Action item:
Repeat word for word the opening stretch of the entries, from the first line through the line containing "by 1.56 eV) |".

Extracted data:
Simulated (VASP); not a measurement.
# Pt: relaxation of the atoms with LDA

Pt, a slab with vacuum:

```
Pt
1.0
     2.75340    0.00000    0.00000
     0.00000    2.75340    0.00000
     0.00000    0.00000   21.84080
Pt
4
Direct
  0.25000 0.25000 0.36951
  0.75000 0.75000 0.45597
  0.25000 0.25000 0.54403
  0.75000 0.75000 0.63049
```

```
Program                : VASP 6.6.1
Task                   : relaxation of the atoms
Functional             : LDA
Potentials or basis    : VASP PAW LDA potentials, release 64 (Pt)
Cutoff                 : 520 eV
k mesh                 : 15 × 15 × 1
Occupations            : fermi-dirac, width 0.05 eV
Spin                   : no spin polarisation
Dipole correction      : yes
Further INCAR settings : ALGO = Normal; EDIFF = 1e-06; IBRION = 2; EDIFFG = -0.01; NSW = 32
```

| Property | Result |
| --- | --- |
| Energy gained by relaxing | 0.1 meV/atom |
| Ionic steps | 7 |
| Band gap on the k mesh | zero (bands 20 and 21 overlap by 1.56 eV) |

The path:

Exercise solution:
Simulated (VASP); not a measurement.
# Pt: relaxation of the atoms with LDA

Pt, a slab with vacuum:

```
Pt
1.0
     2.75340    0.00000    0.00000
     0.00000    2.75340    0.00000
     0.00000    0.00000   21.84080
Pt
4
Direct
  0.25000 0.25000 0.36951
  0.75000 0.75000 0.45597
  0.25000 0.25000 0.54403
  0.75000 0.75000 0.63049
```

```
Program                : VASP 6.6.1
Task                   : relaxation of the atoms
Functional             : LDA
Potentials or basis    : VASP PAW LDA potentials, release 64 (Pt)
Cutoff                 : 520 eV
k mesh                 : 15 × 15 × 1
Occupations            : fermi-dirac, width 0.05 eV
Spin                   : no spin polarisation
Dipole correction      : yes
Further INCAR settings : ALGO = Normal; EDIFF = 1e-06; IBRION = 2; EDIFFG = -0.01; NSW = 32
```

| Property | Result |
| --- | --- |
| Energy gained by relaxing | 0.1 meV/atom |
| Ionic steps | 7 |
| Band gap on the k mesh | zero (bands 20 and 21 overlap by 1.56 eV) |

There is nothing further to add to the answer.